*** Opening Extracted information ***
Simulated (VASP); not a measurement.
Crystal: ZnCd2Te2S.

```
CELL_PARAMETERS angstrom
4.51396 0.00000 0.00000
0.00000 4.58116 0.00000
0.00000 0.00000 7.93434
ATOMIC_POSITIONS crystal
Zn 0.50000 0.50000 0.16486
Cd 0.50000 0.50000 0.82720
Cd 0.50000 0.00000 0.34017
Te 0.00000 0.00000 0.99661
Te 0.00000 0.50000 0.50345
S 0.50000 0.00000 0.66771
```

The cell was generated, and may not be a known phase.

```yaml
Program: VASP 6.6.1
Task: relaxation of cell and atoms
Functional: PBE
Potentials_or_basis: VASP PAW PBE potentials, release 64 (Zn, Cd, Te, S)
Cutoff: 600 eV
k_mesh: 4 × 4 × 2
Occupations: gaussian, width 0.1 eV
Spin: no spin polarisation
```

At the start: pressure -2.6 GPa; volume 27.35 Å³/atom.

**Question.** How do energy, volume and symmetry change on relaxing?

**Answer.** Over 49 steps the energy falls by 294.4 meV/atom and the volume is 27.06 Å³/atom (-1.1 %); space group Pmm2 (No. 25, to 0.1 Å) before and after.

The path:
*** Closing Extracted information ***

### Work order
Beginning with the opening line and ending with the final one, transcribe the material exactly.

### Written answer
Simulated (VASP); not a measurement.
Crystal: ZnCd2Te2S.

```
CELL_PARAMETERS angstrom
4.51396 0.00000 0.00000
0.00000 4.58116 0.00000
0.00000 0.00000 7.93434
ATOMIC_POSITIONS crystal
Zn 0.50000 0.50000 0.16486
Cd 0.50000 0.50000 0.82720
Cd 0.50000 0.00000 0.34017
Te 0.00000 0.00000 0.99661
Te 0.00000 0.50000 0.50345
S 0.50000 0.00000 0.66771
```

The cell was generated, and may not be a known phase.

```yaml
Program: VASP 6.6.1
Task: relaxation of cell and atoms
Functional: PBE
Potentials_or_basis: VASP PAW PBE potentials, release 64 (Zn, Cd, Te, S)
Cutoff: 600 eV
k_mesh: 4 × 4 × 2
Occupations: gaussian, width 0.1 eV
Spin: no spin polarisation
```

At the start: pressure -2.6 GPa; volume 27.35 Å³/atom.

**Question.** How do energy, volume and symmetry change on relaxing?

**Answer.** Over 49 steps the energy falls by 294.4 meV/atom and the volume is 27.06 Å³/atom (-1.1 %); space group Pmm2 (No. 25, to 0.1 Å) before and after.

The path:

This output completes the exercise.